▸ **Records shown**
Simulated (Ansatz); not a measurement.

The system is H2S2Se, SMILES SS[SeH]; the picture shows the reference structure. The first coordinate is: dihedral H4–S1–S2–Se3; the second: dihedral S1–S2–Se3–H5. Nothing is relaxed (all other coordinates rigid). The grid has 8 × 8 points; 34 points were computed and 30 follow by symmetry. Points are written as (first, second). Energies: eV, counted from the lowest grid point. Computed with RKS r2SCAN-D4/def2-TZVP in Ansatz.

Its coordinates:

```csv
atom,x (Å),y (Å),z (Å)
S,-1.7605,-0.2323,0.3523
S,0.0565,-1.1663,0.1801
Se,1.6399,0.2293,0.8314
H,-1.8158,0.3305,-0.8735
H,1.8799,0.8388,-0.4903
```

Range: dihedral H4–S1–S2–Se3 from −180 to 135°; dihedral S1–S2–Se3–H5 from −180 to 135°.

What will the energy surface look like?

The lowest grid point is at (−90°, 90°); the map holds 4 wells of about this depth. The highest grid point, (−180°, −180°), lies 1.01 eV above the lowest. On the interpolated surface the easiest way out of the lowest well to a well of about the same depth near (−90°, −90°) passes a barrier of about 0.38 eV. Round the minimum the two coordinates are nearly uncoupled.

▸ **Required action**
Retype the records above exactly, from their first line through the line that contains "What will the energy surface look like?", and stop there.

▸ **Task result**
Simulated (Ansatz); not a measurement.

The system is H2S2Se, SMILES SS[SeH]; the picture shows the reference structure. The first coordinate is: dihedral H4–S1–S2–Se3; the second: dihedral S1–S2–Se3–H5. Nothing is relaxed (all other coordinates rigid). The grid has 8 × 8 points; 34 points were computed and 30 follow by symmetry. Points are written as (first, second). Energies: eV, counted from the lowest grid point. Computed with RKS r2SCAN-D4/def2-TZVP in Ansatz.

Its coordinates:

```csv
atom,x (Å),y (Å),z (Å)
S,-1.7605,-0.2323,0.3523
S,0.0565,-1.1663,0.1801
Se,1.6399,0.2293,0.8314
H,-1.8158,0.3305,-0.8735
H,1.8799,0.8388,-0.4903
```

Range: dihedral H4–S1–S2–Se3 from −180 to 135°; dihedral S1–S2–Se3–H5 from −180 to 135°.

What will the energy surface look like?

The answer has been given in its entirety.